═════ Dataset records

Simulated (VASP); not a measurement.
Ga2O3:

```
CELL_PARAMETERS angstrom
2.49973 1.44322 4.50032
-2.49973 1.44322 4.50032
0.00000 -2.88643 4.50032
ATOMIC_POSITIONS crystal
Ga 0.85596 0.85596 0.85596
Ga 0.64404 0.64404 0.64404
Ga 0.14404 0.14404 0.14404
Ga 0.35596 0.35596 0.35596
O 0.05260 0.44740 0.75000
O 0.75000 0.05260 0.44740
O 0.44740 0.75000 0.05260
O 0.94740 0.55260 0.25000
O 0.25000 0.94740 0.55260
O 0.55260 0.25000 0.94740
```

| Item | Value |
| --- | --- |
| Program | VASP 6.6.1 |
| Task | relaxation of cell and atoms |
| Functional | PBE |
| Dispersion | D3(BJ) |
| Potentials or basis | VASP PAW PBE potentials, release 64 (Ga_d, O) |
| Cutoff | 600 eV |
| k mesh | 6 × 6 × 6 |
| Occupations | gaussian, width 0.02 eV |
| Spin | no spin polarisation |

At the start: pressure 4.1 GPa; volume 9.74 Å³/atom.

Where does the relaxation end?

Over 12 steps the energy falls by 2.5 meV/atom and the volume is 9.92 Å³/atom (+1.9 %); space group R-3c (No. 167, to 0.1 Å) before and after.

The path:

══════════

## Task item
Write out every line of the material exactly as it appears.

## Exercise result
Simulated (VASP); not a measurement.
Ga2O3:

```
CELL_PARAMETERS angstrom
2.49973 1.44322 4.50032
-2.49973 1.44322 4.50032
0.00000 -2.88643 4.50032
ATOMIC_POSITIONS crystal
Ga 0.85596 0.85596 0.85596
Ga 0.64404 0.64404 0.64404
Ga 0.14404 0.14404 0.14404
Ga 0.35596 0.35596 0.35596
O 0.05260 0.44740 0.75000
O 0.75000 0.05260 0.44740
O 0.44740 0.75000 0.05260
O 0.94740 0.55260 0.25000
O 0.25000 0.94740 0.55260
O 0.55260 0.25000 0.94740
```

| Item | Value |
| --- | --- |
| Program | VASP 6.6.1 |
| Task | relaxation of cell and atoms |
| Functional | PBE |
| Dispersion | D3(BJ) |
| Potentials or basis | VASP PAW PBE potentials, release 64 (Ga_d, O) |
| Cutoff | 600 eV |
| k mesh | 6 × 6 × 6 |
| Occupations | gaussian, width 0.02 eV |
| Spin | no spin polarisation |

At the start: pressure 4.1 GPa; volume 9.74 Å³/atom.

Where does the relaxation end?

Over 12 steps the energy falls by 2.5 meV/atom and the volume is 9.92 Å³/atom (+1.9 %); space group R-3c (No. 167, to 0.1 Å) before and after.

The path:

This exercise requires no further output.